» **DATA EXTRACTS**:
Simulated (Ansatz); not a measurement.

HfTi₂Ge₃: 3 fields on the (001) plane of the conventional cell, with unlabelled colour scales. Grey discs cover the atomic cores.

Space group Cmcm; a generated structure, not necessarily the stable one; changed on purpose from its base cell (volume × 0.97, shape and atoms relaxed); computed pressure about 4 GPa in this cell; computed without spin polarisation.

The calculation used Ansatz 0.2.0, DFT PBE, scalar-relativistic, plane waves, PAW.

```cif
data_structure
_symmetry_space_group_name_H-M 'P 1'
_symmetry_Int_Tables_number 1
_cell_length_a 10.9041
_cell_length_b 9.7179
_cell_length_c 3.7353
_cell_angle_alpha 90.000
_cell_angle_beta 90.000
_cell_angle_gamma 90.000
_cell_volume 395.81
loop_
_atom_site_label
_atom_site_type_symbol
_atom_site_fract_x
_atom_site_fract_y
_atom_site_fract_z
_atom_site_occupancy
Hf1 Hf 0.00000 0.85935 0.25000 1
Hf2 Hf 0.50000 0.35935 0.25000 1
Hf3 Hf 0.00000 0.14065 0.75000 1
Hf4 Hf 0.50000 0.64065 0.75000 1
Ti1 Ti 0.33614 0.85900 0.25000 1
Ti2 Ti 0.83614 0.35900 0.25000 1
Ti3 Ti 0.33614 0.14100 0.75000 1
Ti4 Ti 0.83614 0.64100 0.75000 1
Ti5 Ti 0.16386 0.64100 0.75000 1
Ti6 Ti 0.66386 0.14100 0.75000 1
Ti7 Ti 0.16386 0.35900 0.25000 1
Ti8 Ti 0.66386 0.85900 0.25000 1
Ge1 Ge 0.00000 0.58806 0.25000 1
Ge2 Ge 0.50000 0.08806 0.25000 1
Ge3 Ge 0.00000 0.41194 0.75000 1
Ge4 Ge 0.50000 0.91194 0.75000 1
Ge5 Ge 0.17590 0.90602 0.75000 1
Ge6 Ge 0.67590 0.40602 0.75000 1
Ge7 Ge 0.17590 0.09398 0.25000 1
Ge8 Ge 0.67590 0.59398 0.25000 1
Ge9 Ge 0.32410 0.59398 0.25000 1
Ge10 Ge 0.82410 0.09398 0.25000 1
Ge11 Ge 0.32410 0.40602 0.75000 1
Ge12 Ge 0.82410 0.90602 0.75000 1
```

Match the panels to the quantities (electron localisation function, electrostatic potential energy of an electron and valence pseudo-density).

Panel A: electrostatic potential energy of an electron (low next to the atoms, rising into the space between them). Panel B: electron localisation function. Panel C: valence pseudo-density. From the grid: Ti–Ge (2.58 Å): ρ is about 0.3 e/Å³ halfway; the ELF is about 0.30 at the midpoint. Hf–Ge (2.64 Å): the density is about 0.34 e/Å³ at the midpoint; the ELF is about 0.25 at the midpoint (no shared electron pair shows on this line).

» **ACTIVITY**: Copy out word for word each line of the listing, from the very first line down to the line containing "Match the panels", and stop after that line.

» **TASK RESULT**:
Simulated (Ansatz); not a measurement.

HfTi₂Ge₃: 3 fields on the (001) plane of the conventional cell, with unlabelled colour scales. Grey discs cover the atomic cores.

Space group Cmcm; a generated structure, not necessarily the stable one; changed on purpose from its base cell (volume × 0.97, shape and atoms relaxed); computed pressure about 4 GPa in this cell; computed without spin polarisation.

The calculation used Ansatz 0.2.0, DFT PBE, scalar-relativistic, plane waves, PAW.

```cif
data_structure
_symmetry_space_group_name_H-M 'P 1'
_symmetry_Int_Tables_number 1
_cell_length_a 10.9041
_cell_length_b 9.7179
_cell_length_c 3.7353
_cell_angle_alpha 90.000
_cell_angle_beta 90.000
_cell_angle_gamma 90.000
_cell_volume 395.81
loop_
_atom_site_label
_atom_site_type_symbol
_atom_site_fract_x
_atom_site_fract_y
_atom_site_fract_z
_atom_site_occupancy
Hf1 Hf 0.00000 0.85935 0.25000 1
Hf2 Hf 0.50000 0.35935 0.25000 1
Hf3 Hf 0.00000 0.14065 0.75000 1
Hf4 Hf 0.50000 0.64065 0.75000 1
Ti1 Ti 0.33614 0.85900 0.25000 1
Ti2 Ti 0.83614 0.35900 0.25000 1
Ti3 Ti 0.33614 0.14100 0.75000 1
Ti4 Ti 0.83614 0.64100 0.75000 1
Ti5 Ti 0.16386 0.64100 0.75000 1
Ti6 Ti 0.66386 0.14100 0.75000 1
Ti7 Ti 0.16386 0.35900 0.25000 1
Ti8 Ti 0.66386 0.85900 0.25000 1
Ge1 Ge 0.00000 0.58806 0.25000 1
Ge2 Ge 0.50000 0.08806 0.25000 1
Ge3 Ge 0.00000 0.41194 0.75000 1
Ge4 Ge 0.50000 0.91194 0.75000 1
Ge5 Ge 0.17590 0.90602 0.75000 1
Ge6 Ge 0.67590 0.40602 0.75000 1
Ge7 Ge 0.17590 0.09398 0.25000 1
Ge8 Ge 0.67590 0.59398 0.25000 1
Ge9 Ge 0.32410 0.59398 0.25000 1
Ge10 Ge 0.82410 0.09398 0.25000 1
Ge11 Ge 0.32410 0.40602 0.75000 1
Ge12 Ge 0.82410 0.90602 0.75000 1
```

Match the panels to the quantities (electron localisation function, electrostatic potential energy of an electron and valence pseudo-density).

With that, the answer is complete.